───

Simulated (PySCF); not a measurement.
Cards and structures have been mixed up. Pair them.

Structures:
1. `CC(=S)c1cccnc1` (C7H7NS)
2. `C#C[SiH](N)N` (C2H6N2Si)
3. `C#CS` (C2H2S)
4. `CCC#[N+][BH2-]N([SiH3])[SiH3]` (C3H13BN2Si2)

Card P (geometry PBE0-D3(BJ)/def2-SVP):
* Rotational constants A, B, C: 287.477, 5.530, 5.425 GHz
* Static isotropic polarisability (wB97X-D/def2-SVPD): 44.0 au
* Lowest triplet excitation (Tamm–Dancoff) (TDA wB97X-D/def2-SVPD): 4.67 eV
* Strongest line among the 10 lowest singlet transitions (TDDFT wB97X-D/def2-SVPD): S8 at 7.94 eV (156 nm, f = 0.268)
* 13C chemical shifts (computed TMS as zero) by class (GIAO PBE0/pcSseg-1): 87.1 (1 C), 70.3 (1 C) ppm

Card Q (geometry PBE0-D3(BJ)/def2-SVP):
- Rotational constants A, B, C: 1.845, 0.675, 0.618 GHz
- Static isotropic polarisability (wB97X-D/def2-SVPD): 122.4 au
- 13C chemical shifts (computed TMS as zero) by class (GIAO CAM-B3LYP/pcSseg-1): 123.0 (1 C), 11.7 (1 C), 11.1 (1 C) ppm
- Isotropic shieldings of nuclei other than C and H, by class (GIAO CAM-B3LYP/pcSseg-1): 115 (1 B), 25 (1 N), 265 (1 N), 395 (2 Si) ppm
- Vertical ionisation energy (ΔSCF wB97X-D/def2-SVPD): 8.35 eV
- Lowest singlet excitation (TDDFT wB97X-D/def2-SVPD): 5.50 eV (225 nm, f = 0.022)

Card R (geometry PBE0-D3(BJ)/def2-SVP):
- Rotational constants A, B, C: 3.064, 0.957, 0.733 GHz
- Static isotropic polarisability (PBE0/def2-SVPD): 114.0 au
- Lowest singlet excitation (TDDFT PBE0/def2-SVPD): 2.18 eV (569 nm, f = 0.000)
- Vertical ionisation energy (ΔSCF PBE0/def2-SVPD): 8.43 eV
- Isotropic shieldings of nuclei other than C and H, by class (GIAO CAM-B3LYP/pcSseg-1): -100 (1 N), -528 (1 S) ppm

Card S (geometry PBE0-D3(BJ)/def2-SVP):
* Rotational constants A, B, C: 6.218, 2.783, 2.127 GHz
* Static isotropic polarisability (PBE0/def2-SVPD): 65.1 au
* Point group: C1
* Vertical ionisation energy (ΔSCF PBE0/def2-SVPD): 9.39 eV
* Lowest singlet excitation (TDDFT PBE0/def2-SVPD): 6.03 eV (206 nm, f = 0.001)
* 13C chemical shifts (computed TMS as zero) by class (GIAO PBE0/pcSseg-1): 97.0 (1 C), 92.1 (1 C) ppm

───

WORK ITEM: Please write out exactly the lines from the start of the data through the line that contains "395 (2 Si) ppm", both ends included, and nothing else.

ANSWER BOX:
Simulated (PySCF); not a measurement.
Cards and structures have been mixed up. Pair them.

Structures:
1. `CC(=S)c1cccnc1` (C7H7NS)
2. `C#C[SiH](N)N` (C2H6N2Si)
3. `C#CS` (C2H2S)
4. `CCC#[N+][BH2-]N([SiH3])[SiH3]` (C3H13BN2Si2)

Card P (geometry PBE0-D3(BJ)/def2-SVP):
* Rotational constants A, B, C: 287.477, 5.530, 5.425 GHz
* Static isotropic polarisability (wB97X-D/def2-SVPD): 44.0 au
* Lowest triplet excitation (Tamm–Dancoff) (TDA wB97X-D/def2-SVPD): 4.67 eV
* Strongest line among the 10 lowest singlet transitions (TDDFT wB97X-D/def2-SVPD): S8 at 7.94 eV (156 nm, f = 0.268)
* 13C chemical shifts (computed TMS as zero) by class (GIAO PBE0/pcSseg-1): 87.1 (1 C), 70.3 (1 C) ppm

Card Q (geometry PBE0-D3(BJ)/def2-SVP):
- Rotational constants A, B, C: 1.845, 0.675, 0.618 GHz
- Static isotropic polarisability (wB97X-D/def2-SVPD): 122.4 au
- 13C chemical shifts (computed TMS as zero) by class (GIAO CAM-B3LYP/pcSseg-1): 123.0 (1 C), 11.7 (1 C), 11.1 (1 C) ppm
- Isotropic shieldings of nuclei other than C and H, by class (GIAO CAM-B3LYP/pcSseg-1): 115 (1 B), 25 (1 N), 265 (1 N), 395 (2 Si) ppm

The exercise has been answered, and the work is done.